WORK REQUEST: Copy the listing below line for line, from its opening line to the one with "Potentials or basis: VASP", both included; stop there.

:::::

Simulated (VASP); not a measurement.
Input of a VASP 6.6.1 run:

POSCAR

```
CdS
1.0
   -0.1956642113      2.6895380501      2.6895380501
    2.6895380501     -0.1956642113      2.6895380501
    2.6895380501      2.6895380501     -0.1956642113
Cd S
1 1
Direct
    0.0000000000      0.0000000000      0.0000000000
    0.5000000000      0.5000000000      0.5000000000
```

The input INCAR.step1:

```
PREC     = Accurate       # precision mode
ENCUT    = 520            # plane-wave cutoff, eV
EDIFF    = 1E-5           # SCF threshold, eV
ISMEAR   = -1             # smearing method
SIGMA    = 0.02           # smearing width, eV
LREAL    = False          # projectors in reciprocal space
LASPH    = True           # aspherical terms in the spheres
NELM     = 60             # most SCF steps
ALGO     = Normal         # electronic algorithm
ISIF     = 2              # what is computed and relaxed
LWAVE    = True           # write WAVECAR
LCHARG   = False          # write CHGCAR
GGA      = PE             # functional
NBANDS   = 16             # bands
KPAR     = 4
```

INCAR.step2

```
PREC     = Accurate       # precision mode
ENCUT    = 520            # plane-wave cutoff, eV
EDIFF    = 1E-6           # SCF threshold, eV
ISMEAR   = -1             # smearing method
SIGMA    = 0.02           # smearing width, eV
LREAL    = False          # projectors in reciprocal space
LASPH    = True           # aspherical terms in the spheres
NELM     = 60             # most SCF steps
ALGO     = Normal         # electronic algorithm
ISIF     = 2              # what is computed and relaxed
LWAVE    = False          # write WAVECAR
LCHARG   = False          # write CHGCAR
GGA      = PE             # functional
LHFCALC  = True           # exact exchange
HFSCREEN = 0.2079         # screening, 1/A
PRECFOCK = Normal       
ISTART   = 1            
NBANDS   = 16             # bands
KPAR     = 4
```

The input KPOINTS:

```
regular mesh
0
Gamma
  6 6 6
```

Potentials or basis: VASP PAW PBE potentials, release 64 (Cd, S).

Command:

:::::

PROBLEM SOLUTION:
Simulated (VASP); not a measurement.
Input of a VASP 6.6.1 run:

POSCAR

```
CdS
1.0
   -0.1956642113      2.6895380501      2.6895380501
    2.6895380501     -0.1956642113      2.6895380501
    2.6895380501      2.6895380501     -0.1956642113
Cd S
1 1
Direct
    0.0000000000      0.0000000000      0.0000000000
    0.5000000000      0.5000000000      0.5000000000
```

The input INCAR.step1:

```
PREC     = Accurate       # precision mode
ENCUT    = 520            # plane-wave cutoff, eV
EDIFF    = 1E-5           # SCF threshold, eV
ISMEAR   = -1             # smearing method
SIGMA    = 0.02           # smearing width, eV
LREAL    = False          # projectors in reciprocal space
LASPH    = True           # aspherical terms in the spheres
NELM     = 60             # most SCF steps
ALGO     = Normal         # electronic algorithm
ISIF     = 2              # what is computed and relaxed
LWAVE    = True           # write WAVECAR
LCHARG   = False          # write CHGCAR
GGA      = PE             # functional
NBANDS   = 16             # bands
KPAR     = 4
```

INCAR.step2

```
PREC     = Accurate       # precision mode
ENCUT    = 520            # plane-wave cutoff, eV
EDIFF    = 1E-6           # SCF threshold, eV
ISMEAR   = -1             # smearing method
SIGMA    = 0.02           # smearing width, eV
LREAL    = False          # projectors in reciprocal space
LASPH    = True           # aspherical terms in the spheres
NELM     = 60             # most SCF steps
ALGO     = Normal         # electronic algorithm
ISIF     = 2              # what is computed and relaxed
LWAVE    = False          # write WAVECAR
LCHARG   = False          # write CHGCAR
GGA      = PE             # functional
LHFCALC  = True           # exact exchange
HFSCREEN = 0.2079         # screening, 1/A
PRECFOCK = Normal       
ISTART   = 1            
NBANDS   = 16             # bands
KPAR     = 4
```

The input KPOINTS:

```
regular mesh
0
Gamma
  6 6 6
```

Potentials or basis: VASP PAW PBE potentials, release 64 (Cd, S).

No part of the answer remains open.